Take the material below and output exactly the run of lines from the one containing "width 0.03 eV" down to the one containing "Estimate the wall time of this run.", with both included.

--- Recorded information Enclosed Below ---

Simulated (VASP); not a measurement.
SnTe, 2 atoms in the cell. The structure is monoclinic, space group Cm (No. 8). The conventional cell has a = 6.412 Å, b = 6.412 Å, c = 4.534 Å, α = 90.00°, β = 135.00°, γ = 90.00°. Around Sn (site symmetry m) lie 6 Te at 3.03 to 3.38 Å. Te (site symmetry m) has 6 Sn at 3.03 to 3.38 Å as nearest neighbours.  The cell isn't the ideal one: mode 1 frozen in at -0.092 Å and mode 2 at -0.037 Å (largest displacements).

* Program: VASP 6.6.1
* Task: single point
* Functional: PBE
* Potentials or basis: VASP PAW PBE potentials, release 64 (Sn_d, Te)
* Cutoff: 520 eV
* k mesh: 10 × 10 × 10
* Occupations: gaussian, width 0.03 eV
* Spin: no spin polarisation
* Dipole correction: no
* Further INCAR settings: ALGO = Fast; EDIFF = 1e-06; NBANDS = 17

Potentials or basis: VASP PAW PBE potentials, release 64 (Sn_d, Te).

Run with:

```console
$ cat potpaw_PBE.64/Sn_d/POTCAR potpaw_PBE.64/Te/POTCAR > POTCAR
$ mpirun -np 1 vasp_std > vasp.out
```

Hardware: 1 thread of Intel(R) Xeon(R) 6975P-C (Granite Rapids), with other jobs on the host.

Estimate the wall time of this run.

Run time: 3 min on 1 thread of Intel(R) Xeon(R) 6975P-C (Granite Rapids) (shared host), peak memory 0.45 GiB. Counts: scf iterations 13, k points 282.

--- End of Enclosed Recorded information ---

* Exercise answer:
* Occupations: gaussian, width 0.03 eV
* Spin: no spin polarisation
* Dipole correction: no
* Further INCAR settings: ALGO = Fast; EDIFF = 1e-06; NBANDS = 17

Potentials or basis: VASP PAW PBE potentials, release 64 (Sn_d, Te).

Run with:

```console
$ cat potpaw_PBE.64/Sn_d/POTCAR potpaw_PBE.64/Te/POTCAR > POTCAR
$ mpirun -np 1 vasp_std > vasp.out
```

Hardware: 1 thread of Intel(R) Xeon(R) 6975P-C (Granite Rapids), with other jobs on the host.

Estimate the wall time of this run.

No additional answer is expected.